Dataset records –
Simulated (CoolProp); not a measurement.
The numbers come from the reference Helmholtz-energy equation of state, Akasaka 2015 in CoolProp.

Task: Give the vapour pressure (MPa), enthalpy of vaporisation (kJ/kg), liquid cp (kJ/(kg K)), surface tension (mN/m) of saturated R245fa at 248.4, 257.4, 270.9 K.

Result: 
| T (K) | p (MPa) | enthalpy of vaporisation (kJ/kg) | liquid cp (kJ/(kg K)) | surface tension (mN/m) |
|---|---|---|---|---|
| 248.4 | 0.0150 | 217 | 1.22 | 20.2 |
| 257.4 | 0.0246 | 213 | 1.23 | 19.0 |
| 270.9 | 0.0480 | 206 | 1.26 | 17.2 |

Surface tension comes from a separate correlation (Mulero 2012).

Required action –
Write the entries again, exactly as they stand.

Response box –
Simulated (CoolProp); not a measurement.
The numbers come from the reference Helmholtz-energy equation of state, Akasaka 2015 in CoolProp.

Task: Give the vapour pressure (MPa), enthalpy of vaporisation (kJ/kg), liquid cp (kJ/(kg K)), surface tension (mN/m) of saturated R245fa at 248.4, 257.4, 270.9 K.

Result: 
| T (K) | p (MPa) | enthalpy of vaporisation (kJ/kg) | liquid cp (kJ/(kg K)) | surface tension (mN/m) |
|---|---|---|---|---|
| 248.4 | 0.0150 | 217 | 1.22 | 20.2 |
| 257.4 | 0.0246 | 213 | 1.23 | 19.0 |
| 270.9 | 0.0480 | 206 | 1.26 | 17.2 |

Surface tension comes from a separate correlation (Mulero 2012).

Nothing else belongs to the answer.